§ **Brief**: Write out again, exactly, the lines of the listing below from the first one through the one that contains "Solution. Over 3", and no other lines.

· · · ·

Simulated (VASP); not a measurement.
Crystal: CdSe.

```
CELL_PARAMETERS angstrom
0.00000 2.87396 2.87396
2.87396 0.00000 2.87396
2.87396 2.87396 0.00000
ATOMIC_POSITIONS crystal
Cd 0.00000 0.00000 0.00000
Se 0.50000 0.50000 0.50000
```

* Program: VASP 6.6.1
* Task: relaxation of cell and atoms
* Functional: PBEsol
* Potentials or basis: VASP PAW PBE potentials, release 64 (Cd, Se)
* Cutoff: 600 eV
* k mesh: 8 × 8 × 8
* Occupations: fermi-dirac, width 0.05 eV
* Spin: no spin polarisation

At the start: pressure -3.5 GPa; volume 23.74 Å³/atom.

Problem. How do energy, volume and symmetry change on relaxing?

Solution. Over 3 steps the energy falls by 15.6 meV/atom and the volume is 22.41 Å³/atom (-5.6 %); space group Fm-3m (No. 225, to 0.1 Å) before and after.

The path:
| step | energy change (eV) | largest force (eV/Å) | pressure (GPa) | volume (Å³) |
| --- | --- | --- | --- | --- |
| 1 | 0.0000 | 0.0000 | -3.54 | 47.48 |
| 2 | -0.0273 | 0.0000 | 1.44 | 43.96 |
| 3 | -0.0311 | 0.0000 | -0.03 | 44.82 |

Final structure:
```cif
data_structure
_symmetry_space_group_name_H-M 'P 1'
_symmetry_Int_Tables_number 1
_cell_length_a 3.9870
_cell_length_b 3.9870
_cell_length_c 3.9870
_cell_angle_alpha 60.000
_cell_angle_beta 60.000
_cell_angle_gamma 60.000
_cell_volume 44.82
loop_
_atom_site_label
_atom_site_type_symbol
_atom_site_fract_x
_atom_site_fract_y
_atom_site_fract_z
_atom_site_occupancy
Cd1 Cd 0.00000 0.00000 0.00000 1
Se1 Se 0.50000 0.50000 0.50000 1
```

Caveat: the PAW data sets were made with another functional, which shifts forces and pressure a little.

· · · ·

§ **Exercise response**:
Simulated (VASP); not a measurement.
Crystal: CdSe.

```
CELL_PARAMETERS angstrom
0.00000 2.87396 2.87396
2.87396 0.00000 2.87396
2.87396 2.87396 0.00000
ATOMIC_POSITIONS crystal
Cd 0.00000 0.00000 0.00000
Se 0.50000 0.50000 0.50000
```

* Program: VASP 6.6.1
* Task: relaxation of cell and atoms
* Functional: PBEsol
* Potentials or basis: VASP PAW PBE potentials, release 64 (Cd, Se)
* Cutoff: 600 eV
* k mesh: 8 × 8 × 8
* Occupations: fermi-dirac, width 0.05 eV
* Spin: no spin polarisation

At the start: pressure -3.5 GPa; volume 23.74 Å³/atom.

Problem. How do energy, volume and symmetry change on relaxing?

Solution. Over 3 steps the energy falls by 15.6 meV/atom and the volume is 22.41 Å³/atom (-5.6 %); space group Fm-3m (No. 225, to 0.1 Å) before and after.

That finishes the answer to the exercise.